WORK TASK – Line by line, copy the listing below exactly.

SOURCE INFORMATION –
━━━━━━━━━━━━━━━━

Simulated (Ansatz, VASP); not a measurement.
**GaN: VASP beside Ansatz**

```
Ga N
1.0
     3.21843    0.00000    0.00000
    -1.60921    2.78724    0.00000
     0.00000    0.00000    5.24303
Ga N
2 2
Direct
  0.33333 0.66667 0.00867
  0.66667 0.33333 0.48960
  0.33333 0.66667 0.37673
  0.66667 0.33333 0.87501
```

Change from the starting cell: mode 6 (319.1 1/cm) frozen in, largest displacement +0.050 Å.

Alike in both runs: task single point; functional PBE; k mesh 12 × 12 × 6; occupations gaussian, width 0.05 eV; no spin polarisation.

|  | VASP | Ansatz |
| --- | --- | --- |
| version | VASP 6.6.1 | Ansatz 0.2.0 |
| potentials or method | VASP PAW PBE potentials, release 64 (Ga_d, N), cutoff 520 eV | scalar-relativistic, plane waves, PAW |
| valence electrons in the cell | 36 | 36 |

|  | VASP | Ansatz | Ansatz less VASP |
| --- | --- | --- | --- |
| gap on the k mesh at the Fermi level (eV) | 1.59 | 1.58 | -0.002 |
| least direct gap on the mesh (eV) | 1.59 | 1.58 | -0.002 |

━━━━━━━━━━━━━━━━

WRITTEN ANSWER –
Simulated (Ansatz, VASP); not a measurement.
**GaN: VASP beside Ansatz**

```
Ga N
1.0
     3.21843    0.00000    0.00000
    -1.60921    2.78724    0.00000
     0.00000    0.00000    5.24303
Ga N
2 2
Direct
  0.33333 0.66667 0.00867
  0.66667 0.33333 0.48960
  0.33333 0.66667 0.37673
  0.66667 0.33333 0.87501
```

Change from the starting cell: mode 6 (319.1 1/cm) frozen in, largest displacement +0.050 Å.

Alike in both runs: task single point; functional PBE; k mesh 12 × 12 × 6; occupations gaussian, width 0.05 eV; no spin polarisation.

|  | VASP | Ansatz |
| --- | --- | --- |
| version | VASP 6.6.1 | Ansatz 0.2.0 |
| potentials or method | VASP PAW PBE potentials, release 64 (Ga_d, N), cutoff 520 eV | scalar-relativistic, plane waves, PAW |
| valence electrons in the cell | 36 | 36 |

|  | VASP | Ansatz | Ansatz less VASP |
| --- | --- | --- | --- |
| gap on the k mesh at the Fermi level (eV) | 1.59 | 1.58 | -0.002 |
| least direct gap on the mesh (eV) | 1.59 | 1.58 | -0.002 |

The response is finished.